WORK REQUEST: Take the data below and copy exactly the lines starting at the one with "The run is started by" and finishing at the one with "Problem. How long", both included.

——
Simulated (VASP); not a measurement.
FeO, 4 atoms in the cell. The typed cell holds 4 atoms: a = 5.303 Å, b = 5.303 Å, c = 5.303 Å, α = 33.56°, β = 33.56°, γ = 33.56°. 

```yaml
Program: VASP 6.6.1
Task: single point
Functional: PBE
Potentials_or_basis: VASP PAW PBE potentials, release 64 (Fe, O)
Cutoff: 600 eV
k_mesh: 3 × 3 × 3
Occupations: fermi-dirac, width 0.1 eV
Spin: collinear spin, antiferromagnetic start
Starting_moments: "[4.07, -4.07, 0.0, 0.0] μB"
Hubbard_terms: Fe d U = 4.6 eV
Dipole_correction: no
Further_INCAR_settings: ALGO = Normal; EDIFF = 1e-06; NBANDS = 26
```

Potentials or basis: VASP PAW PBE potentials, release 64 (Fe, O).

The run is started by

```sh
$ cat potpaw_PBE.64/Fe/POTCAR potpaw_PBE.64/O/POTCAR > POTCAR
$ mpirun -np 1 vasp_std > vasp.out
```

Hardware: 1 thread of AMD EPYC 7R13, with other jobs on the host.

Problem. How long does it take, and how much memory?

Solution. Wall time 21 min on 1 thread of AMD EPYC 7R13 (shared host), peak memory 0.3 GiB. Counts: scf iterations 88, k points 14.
——

YOUR RESPONSE:
The run is started by

```sh
$ cat potpaw_PBE.64/Fe/POTCAR potpaw_PBE.64/O/POTCAR > POTCAR
$ mpirun -np 1 vasp_std > vasp.out
```

Hardware: 1 thread of AMD EPYC 7R13, with other jobs on the host.

Problem. How long does it take, and how much memory?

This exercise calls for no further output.